▶ [Work item] Within the records below is a range that opens at the line with "40.0 | 0.15 |" and closes at the line with "Not shown: 3 more, 9.2 % in all.". Return that range word for word, both ends included, and only that range.

++++++++++++++++++++

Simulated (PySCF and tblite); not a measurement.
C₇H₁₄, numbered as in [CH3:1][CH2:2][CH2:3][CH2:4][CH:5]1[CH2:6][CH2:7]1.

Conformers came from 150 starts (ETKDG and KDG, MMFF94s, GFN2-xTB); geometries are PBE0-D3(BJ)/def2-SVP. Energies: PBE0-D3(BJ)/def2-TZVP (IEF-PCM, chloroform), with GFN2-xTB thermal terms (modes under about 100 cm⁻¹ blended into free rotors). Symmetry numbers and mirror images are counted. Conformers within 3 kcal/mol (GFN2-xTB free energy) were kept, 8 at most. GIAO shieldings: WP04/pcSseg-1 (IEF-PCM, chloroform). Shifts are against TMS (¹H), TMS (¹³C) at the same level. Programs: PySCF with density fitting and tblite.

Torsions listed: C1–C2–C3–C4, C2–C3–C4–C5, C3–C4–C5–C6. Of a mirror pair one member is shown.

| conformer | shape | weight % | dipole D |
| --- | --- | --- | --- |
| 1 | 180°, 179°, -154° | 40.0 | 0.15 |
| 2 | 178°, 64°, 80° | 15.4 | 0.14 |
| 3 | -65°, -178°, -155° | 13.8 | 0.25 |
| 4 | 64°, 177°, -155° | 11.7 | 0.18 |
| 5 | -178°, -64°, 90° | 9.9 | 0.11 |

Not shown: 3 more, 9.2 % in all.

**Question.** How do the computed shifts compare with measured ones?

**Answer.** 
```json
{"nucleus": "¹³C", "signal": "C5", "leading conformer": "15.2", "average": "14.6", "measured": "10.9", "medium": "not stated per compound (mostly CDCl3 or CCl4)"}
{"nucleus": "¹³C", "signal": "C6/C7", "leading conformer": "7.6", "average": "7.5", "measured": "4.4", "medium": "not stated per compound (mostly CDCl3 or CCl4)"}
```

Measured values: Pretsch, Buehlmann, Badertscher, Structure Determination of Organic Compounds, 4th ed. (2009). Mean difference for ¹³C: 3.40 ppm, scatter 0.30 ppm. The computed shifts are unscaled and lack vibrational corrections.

++++++++++++++++++++

▶ [Your solution]
| 1 | 180°, 179°, -154° | 40.0 | 0.15 |
| 2 | 178°, 64°, 80° | 15.4 | 0.14 |
| 3 | -65°, -178°, -155° | 13.8 | 0.25 |
| 4 | 64°, 177°, -155° | 11.7 | 0.18 |
| 5 | -178°, -64°, 90° | 9.9 | 0.11 |

Not shown: 3 more, 9.2 % in all.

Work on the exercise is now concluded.